----- Data for review -----

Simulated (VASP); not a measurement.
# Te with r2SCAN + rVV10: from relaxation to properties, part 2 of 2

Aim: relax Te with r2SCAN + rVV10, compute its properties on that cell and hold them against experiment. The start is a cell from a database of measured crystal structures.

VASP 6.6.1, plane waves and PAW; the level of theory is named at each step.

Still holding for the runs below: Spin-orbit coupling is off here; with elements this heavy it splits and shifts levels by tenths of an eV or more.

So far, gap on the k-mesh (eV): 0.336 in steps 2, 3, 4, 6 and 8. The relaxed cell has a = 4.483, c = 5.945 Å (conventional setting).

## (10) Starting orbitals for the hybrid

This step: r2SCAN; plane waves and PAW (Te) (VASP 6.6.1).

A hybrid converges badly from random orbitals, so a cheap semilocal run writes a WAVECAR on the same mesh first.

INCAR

-----

▸ Task item: Please return exactly the lines from the first line of the material through the one with "A hybrid converges", and no lines after it.

▸ Answer space:
Simulated (VASP); not a measurement.
# Te with r2SCAN + rVV10: from relaxation to properties, part 2 of 2

Aim: relax Te with r2SCAN + rVV10, compute its properties on that cell and hold them against experiment. The start is a cell from a database of measured crystal structures.

VASP 6.6.1, plane waves and PAW; the level of theory is named at each step.

Still holding for the runs below: Spin-orbit coupling is off here; with elements this heavy it splits and shifts levels by tenths of an eV or more.

So far, gap on the k-mesh (eV): 0.336 in steps 2, 3, 4, 6 and 8. The relaxed cell has a = 4.483, c = 5.945 Å (conventional setting).

## (10) Starting orbitals for the hybrid

This step: r2SCAN; plane waves and PAW (Te) (VASP 6.6.1).

A hybrid converges badly from random orbitals, so a cheap semilocal run writes a WAVECAR on the same mesh first.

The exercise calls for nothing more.